> _WORK ORDER_: Having read the entries, repeat all of them exactly.

> _RECORD EXTRACTS_:
[Start of section]

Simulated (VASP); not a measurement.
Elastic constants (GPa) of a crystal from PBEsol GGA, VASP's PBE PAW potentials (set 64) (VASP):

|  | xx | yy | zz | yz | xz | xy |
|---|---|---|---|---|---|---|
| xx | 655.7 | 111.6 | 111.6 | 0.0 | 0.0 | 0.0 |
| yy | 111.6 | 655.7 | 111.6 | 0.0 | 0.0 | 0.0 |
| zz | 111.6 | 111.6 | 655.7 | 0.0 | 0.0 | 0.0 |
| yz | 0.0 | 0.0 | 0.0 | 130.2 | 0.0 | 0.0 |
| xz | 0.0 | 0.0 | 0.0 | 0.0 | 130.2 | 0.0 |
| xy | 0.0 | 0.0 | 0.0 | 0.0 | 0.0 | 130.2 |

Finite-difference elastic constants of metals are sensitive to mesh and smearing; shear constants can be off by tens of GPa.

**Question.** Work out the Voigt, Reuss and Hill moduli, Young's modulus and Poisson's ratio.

[End of section]

> _EXERCISE ANSWER_:
Simulated (VASP); not a measurement.
Elastic constants (GPa) of a crystal from PBEsol GGA, VASP's PBE PAW potentials (set 64) (VASP):

|  | xx | yy | zz | yz | xz | xy |
|---|---|---|---|---|---|---|
| xx | 655.7 | 111.6 | 111.6 | 0.0 | 0.0 | 0.0 |
| yy | 111.6 | 655.7 | 111.6 | 0.0 | 0.0 | 0.0 |
| zz | 111.6 | 111.6 | 655.7 | 0.0 | 0.0 | 0.0 |
| yz | 0.0 | 0.0 | 0.0 | 130.2 | 0.0 | 0.0 |
| xz | 0.0 | 0.0 | 0.0 | 0.0 | 130.2 | 0.0 |
| xy | 0.0 | 0.0 | 0.0 | 0.0 | 0.0 | 130.2 |

Finite-difference elastic constants of metals are sensitive to mesh and smearing; shear constants can be off by tens of GPa.

**Question.** Work out the Voigt, Reuss and Hill moduli, Young's modulus and Poisson's ratio.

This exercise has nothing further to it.